######

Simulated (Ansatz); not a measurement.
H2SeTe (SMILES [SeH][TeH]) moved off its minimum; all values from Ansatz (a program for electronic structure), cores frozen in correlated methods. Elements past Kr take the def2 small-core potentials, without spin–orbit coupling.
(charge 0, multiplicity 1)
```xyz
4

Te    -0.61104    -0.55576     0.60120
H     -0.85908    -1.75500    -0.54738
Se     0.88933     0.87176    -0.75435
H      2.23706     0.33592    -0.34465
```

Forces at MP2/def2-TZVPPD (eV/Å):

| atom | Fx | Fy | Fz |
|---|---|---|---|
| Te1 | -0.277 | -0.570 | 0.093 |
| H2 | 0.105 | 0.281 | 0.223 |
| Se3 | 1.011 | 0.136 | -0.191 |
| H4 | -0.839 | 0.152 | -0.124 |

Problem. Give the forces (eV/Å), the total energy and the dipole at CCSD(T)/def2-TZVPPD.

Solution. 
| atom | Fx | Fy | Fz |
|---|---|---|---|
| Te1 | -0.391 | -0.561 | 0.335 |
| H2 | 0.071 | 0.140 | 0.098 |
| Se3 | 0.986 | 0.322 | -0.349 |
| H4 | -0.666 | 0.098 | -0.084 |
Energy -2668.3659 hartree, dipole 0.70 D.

######

Action item: Up to and including the line with "0.140 | 0.098 |", repeat the entries exactly, beginning at their first line.

Your solution:
Simulated (Ansatz); not a measurement.
H2SeTe (SMILES [SeH][TeH]) moved off its minimum; all values from Ansatz (a program for electronic structure), cores frozen in correlated methods. Elements past Kr take the def2 small-core potentials, without spin–orbit coupling.
(charge 0, multiplicity 1)
```xyz
4

Te    -0.61104    -0.55576     0.60120
H     -0.85908    -1.75500    -0.54738
Se     0.88933     0.87176    -0.75435
H      2.23706     0.33592    -0.34465
```

Forces at MP2/def2-TZVPPD (eV/Å):

| atom | Fx | Fy | Fz |
|---|---|---|---|
| Te1 | -0.277 | -0.570 | 0.093 |
| H2 | 0.105 | 0.281 | 0.223 |
| Se3 | 1.011 | 0.136 | -0.191 |
| H4 | -0.839 | 0.152 | -0.124 |

Problem. Give the forces (eV/Å), the total energy and the dipole at CCSD(T)/def2-TZVPPD.

Solution. 
| atom | Fx | Fy | Fz |
|---|---|---|---|
| Te1 | -0.391 | -0.561 | 0.335 |
| H2 | 0.071 | 0.140 | 0.098 |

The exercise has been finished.